Assignment: Transcribe exactly each line of the entries, from the opening line to the line with "Method of run", with both of those lines included.

Data supplied:
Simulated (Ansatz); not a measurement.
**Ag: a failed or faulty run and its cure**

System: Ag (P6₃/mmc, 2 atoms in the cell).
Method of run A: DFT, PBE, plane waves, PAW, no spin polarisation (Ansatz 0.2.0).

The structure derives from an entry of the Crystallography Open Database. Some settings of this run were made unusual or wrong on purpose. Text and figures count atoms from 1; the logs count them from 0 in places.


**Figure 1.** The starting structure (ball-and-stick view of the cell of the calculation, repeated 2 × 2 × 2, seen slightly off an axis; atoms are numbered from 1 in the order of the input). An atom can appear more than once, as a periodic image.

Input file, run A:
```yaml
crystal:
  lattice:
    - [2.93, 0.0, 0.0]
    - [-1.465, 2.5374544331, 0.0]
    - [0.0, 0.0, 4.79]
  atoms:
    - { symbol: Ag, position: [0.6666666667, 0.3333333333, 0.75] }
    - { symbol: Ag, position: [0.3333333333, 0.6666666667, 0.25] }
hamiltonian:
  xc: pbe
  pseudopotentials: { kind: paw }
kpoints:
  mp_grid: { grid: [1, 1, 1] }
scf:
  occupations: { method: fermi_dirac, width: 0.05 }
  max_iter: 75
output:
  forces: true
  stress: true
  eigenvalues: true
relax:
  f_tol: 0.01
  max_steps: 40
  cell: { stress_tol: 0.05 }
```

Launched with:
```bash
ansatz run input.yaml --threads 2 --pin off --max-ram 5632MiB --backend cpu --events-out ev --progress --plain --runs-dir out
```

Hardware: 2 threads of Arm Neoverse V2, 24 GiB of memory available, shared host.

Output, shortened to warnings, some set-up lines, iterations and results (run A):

Exercise answer:
Simulated (Ansatz); not a measurement.
**Ag: a failed or faulty run and its cure**

System: Ag (P6₃/mmc, 2 atoms in the cell).
Method of run A: DFT, PBE, plane waves, PAW, no spin polarisation (Ansatz 0.2.0).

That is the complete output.